DATA FOR ANALYSIS: Begin
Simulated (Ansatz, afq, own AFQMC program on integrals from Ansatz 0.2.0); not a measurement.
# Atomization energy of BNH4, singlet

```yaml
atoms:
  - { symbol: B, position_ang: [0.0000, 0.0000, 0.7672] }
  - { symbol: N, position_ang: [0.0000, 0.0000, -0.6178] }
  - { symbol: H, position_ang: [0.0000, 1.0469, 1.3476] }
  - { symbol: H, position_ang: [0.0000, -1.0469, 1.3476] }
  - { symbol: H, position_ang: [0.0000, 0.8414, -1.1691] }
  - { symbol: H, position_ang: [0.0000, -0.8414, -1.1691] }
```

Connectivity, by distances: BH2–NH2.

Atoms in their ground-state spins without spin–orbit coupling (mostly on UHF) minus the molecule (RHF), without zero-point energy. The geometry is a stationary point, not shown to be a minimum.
DATA FOR ANALYSIS: End

● WORK ORDER:
Retype the records in full, keeping every word as it is.

● RESPONSE AREA:
Simulated (Ansatz, afq, own AFQMC program on integrals from Ansatz 0.2.0); not a measurement.
# Atomization energy of BNH4, singlet

```yaml
atoms:
  - { symbol: B, position_ang: [0.0000, 0.0000, 0.7672] }
  - { symbol: N, position_ang: [0.0000, 0.0000, -0.6178] }
  - { symbol: H, position_ang: [0.0000, 1.0469, 1.3476] }
  - { symbol: H, position_ang: [0.0000, -1.0469, 1.3476] }
  - { symbol: H, position_ang: [0.0000, 0.8414, -1.1691] }
  - { symbol: H, position_ang: [0.0000, -0.8414, -1.1691] }
```

Connectivity, by distances: BH2–NH2.

Atoms in their ground-state spins without spin–orbit coupling (mostly on UHF) minus the molecule (RHF), without zero-point energy. The geometry is a stationary point, not shown to be a minimum.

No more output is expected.